* _EXERCISE_: Return the data in full, exactly as it was written.

--- INPUT DATA Enclosed Below ---

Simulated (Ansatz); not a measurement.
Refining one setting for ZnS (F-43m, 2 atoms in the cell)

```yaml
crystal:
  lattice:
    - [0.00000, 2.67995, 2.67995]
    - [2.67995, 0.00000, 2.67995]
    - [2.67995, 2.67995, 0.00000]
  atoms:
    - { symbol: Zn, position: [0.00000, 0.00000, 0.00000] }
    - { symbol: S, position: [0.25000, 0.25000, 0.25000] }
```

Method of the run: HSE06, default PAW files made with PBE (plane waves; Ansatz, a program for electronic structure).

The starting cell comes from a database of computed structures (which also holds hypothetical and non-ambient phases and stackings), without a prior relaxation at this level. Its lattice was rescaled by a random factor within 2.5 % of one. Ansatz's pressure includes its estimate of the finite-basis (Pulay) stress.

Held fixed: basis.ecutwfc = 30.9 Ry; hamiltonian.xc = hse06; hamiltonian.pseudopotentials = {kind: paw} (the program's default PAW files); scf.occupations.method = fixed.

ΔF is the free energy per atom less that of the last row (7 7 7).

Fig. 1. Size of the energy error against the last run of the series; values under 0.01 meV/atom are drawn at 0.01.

--- End of Enclosed INPUT DATA ---

* _RESPONSE AREA_:
Simulated (Ansatz); not a measurement.
Refining one setting for ZnS (F-43m, 2 atoms in the cell)

```yaml
crystal:
  lattice:
    - [0.00000, 2.67995, 2.67995]
    - [2.67995, 0.00000, 2.67995]
    - [2.67995, 2.67995, 0.00000]
  atoms:
    - { symbol: Zn, position: [0.00000, 0.00000, 0.00000] }
    - { symbol: S, position: [0.25000, 0.25000, 0.25000] }
```

Method of the run: HSE06, default PAW files made with PBE (plane waves; Ansatz, a program for electronic structure).

The starting cell comes from a database of computed structures (which also holds hypothetical and non-ambient phases and stackings), without a prior relaxation at this level. Its lattice was rescaled by a random factor within 2.5 % of one. Ansatz's pressure includes its estimate of the finite-basis (Pulay) stress.

Held fixed: basis.ecutwfc = 30.9 Ry; hamiltonian.xc = hse06; hamiltonian.pseudopotentials = {kind: paw} (the program's default PAW files); scf.occupations.method = fixed.

ΔF is the free energy per atom less that of the last row (7 7 7).

Fig. 1. Size of the energy error against the last run of the series; values under 0.01 meV/atom are drawn at 0.01.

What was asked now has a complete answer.